Requirement -
Please restate verbatim the lines that open the listing below, ending with the line in which "### Question" occurs.

───── Dataset content ─────
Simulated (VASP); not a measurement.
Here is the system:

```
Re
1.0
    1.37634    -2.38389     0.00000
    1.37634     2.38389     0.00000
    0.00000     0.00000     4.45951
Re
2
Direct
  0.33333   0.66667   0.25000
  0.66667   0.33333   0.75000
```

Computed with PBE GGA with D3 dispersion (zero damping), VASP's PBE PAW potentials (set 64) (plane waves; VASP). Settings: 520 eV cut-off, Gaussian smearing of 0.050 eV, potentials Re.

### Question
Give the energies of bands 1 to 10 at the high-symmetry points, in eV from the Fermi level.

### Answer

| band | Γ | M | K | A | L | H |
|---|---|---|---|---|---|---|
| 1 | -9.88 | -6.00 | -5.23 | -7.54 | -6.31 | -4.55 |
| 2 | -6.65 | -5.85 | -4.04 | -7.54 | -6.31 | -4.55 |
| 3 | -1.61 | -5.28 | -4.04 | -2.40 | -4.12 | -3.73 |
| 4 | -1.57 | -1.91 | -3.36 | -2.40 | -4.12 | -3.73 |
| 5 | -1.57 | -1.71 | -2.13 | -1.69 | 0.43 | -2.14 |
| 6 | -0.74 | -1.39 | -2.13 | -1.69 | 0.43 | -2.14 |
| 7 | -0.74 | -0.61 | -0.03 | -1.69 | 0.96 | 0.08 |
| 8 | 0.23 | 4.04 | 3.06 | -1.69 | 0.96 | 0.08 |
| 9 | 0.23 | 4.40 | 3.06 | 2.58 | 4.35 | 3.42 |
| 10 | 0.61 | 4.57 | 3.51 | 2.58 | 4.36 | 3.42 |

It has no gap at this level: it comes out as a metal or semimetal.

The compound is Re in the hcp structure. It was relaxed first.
─────

Solution -
Simulated (VASP); not a measurement.
Here is the system:

```
Re
1.0
    1.37634    -2.38389     0.00000
    1.37634     2.38389     0.00000
    0.00000     0.00000     4.45951
Re
2
Direct
  0.33333   0.66667   0.25000
  0.66667   0.33333   0.75000
```

Computed with PBE GGA with D3 dispersion (zero damping), VASP's PBE PAW potentials (set 64) (plane waves; VASP). Settings: 520 eV cut-off, Gaussian smearing of 0.050 eV, potentials Re.

### Question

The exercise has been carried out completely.